◆ Record excerpts
+-------+
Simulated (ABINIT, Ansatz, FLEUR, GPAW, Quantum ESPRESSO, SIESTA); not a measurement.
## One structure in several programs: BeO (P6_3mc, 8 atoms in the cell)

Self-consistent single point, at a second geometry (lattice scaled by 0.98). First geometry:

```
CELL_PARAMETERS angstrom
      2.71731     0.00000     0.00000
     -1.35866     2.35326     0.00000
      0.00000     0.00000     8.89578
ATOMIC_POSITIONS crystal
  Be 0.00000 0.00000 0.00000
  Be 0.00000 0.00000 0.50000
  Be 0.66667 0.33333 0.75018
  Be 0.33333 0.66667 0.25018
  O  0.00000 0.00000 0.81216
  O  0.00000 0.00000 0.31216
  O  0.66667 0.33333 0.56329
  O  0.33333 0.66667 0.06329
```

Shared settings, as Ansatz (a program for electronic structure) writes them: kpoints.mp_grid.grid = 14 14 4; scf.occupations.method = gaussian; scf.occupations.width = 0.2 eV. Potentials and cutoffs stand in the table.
+-------+

All entries must be duplicated exactly, with none left out.

◆ Exercise output
Simulated (ABINIT, Ansatz, FLEUR, GPAW, Quantum ESPRESSO, SIESTA); not a measurement.
## One structure in several programs: BeO (P6_3mc, 8 atoms in the cell)

Self-consistent single point, at a second geometry (lattice scaled by 0.98). First geometry:

```
CELL_PARAMETERS angstrom
      2.71731     0.00000     0.00000
     -1.35866     2.35326     0.00000
      0.00000     0.00000     8.89578
ATOMIC_POSITIONS crystal
  Be 0.00000 0.00000 0.00000
  Be 0.00000 0.00000 0.50000
  Be 0.66667 0.33333 0.75018
  Be 0.33333 0.66667 0.25018
  O  0.00000 0.00000 0.81216
  O  0.00000 0.00000 0.31216
  O  0.66667 0.33333 0.56329
  O  0.33333 0.66667 0.06329
```

Shared settings, as Ansatz (a program for electronic structure) writes them: kpoints.mp_grid.grid = 14 14 4; scf.occupations.method = gaussian; scf.occupations.width = 0.2 eV. Potentials and cutoffs stand in the table.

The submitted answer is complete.